Return the entire listing, word for word.

-------- INPUT DATA --------

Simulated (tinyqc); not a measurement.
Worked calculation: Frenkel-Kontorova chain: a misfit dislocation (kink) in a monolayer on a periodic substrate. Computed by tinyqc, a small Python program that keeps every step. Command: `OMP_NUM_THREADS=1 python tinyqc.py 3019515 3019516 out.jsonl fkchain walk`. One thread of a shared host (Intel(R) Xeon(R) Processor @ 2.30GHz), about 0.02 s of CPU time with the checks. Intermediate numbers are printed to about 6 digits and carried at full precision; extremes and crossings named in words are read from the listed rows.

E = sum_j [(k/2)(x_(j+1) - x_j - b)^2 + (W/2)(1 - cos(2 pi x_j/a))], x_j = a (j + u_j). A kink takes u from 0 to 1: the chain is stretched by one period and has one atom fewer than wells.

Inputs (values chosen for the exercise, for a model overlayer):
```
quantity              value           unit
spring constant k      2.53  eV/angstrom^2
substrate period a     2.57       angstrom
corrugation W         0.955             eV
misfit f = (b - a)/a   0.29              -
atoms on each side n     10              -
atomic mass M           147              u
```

--------

TASK SOLUTION -
Simulated (tinyqc); not a measurement.
Worked calculation: Frenkel-Kontorova chain: a misfit dislocation (kink) in a monolayer on a periodic substrate. Computed by tinyqc, a small Python program that keeps every step. Command: `OMP_NUM_THREADS=1 python tinyqc.py 3019515 3019516 out.jsonl fkchain walk`. One thread of a shared host (Intel(R) Xeon(R) Processor @ 2.30GHz), about 0.02 s of CPU time with the checks. Intermediate numbers are printed to about 6 digits and carried at full precision; extremes and crossings named in words are read from the listed rows.

E = sum_j [(k/2)(x_(j+1) - x_j - b)^2 + (W/2)(1 - cos(2 pi x_j/a))], x_j = a (j + u_j). A kink takes u from 0 to 1: the chain is stretched by one period and has one atom fewer than wells.

Inputs (values chosen for the exercise, for a model overlayer):
```
quantity              value           unit
spring constant k      2.53  eV/angstrom^2
substrate period a     2.57       angstrom
corrugation W         0.955             eV
misfit f = (b - a)/a   0.29              -
atoms on each side n     10              -
atomic mass M           147              u
```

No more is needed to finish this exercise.